ASSIGNMENT: Only an exact copy of every record counts as an answer.

RAW DATA:
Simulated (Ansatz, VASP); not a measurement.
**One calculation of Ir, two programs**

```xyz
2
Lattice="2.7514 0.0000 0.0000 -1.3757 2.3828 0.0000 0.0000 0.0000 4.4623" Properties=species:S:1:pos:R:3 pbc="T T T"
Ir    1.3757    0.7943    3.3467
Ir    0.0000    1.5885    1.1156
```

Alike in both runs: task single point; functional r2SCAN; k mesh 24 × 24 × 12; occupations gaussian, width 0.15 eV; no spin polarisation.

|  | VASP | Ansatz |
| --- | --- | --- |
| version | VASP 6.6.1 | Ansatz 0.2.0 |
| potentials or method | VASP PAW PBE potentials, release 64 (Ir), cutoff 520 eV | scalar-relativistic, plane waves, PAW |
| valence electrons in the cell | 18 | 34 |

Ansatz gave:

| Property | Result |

ANSWER BOX:
Simulated (Ansatz, VASP); not a measurement.
**One calculation of Ir, two programs**

```xyz
2
Lattice="2.7514 0.0000 0.0000 -1.3757 2.3828 0.0000 0.0000 0.0000 4.4623" Properties=species:S:1:pos:R:3 pbc="T T T"
Ir    1.3757    0.7943    3.3467
Ir    0.0000    1.5885    1.1156
```

Alike in both runs: task single point; functional r2SCAN; k mesh 24 × 24 × 12; occupations gaussian, width 0.15 eV; no spin polarisation.

|  | VASP | Ansatz |
| --- | --- | --- |
| version | VASP 6.6.1 | Ansatz 0.2.0 |
| potentials or method | VASP PAW PBE potentials, release 64 (Ir), cutoff 520 eV | scalar-relativistic, plane waves, PAW |
| valence electrons in the cell | 18 | 34 |

Ansatz gave:

| Property | Result |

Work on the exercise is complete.